+++ RECORDS SUPPLIED +++

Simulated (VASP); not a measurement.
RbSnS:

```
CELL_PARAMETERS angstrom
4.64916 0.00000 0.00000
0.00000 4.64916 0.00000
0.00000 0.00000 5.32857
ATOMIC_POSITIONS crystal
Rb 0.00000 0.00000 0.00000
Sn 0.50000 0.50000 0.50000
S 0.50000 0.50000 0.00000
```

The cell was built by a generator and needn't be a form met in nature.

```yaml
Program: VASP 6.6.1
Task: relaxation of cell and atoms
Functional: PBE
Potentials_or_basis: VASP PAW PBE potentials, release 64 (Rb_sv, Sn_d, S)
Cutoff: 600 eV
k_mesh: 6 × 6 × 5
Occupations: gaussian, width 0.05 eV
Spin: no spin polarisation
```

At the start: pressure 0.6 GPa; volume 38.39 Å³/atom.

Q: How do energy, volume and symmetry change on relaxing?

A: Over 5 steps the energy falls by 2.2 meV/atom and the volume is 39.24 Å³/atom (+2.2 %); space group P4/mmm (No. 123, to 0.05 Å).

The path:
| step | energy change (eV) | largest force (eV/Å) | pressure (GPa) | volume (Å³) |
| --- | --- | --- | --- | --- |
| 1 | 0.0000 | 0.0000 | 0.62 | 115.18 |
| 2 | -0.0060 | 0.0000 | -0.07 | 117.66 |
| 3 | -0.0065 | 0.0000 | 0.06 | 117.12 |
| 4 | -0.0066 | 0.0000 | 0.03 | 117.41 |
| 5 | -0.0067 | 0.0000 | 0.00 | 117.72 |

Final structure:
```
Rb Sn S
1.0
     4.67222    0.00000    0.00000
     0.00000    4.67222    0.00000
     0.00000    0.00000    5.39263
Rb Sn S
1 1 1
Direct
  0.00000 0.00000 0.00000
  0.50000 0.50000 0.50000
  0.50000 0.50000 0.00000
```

+++

Lines from the start of the material through the line containing "Q: How do energy, volume" are wanted. Write them out exactly.

**RESPONSE:**
Simulated (VASP); not a measurement.
RbSnS:

```
CELL_PARAMETERS angstrom
4.64916 0.00000 0.00000
0.00000 4.64916 0.00000
0.00000 0.00000 5.32857
ATOMIC_POSITIONS crystal
Rb 0.00000 0.00000 0.00000
Sn 0.50000 0.50000 0.50000
S 0.50000 0.50000 0.00000
```

The cell was built by a generator and needn't be a form met in nature.

```yaml
Program: VASP 6.6.1
Task: relaxation of cell and atoms
Functional: PBE
Potentials_or_basis: VASP PAW PBE potentials, release 64 (Rb_sv, Sn_d, S)
Cutoff: 600 eV
k_mesh: 6 × 6 × 5
Occupations: gaussian, width 0.05 eV
Spin: no spin polarisation
```

At the start: pressure 0.6 GPa; volume 38.39 Å³/atom.

Q: How do energy, volume and symmetry change on relaxing?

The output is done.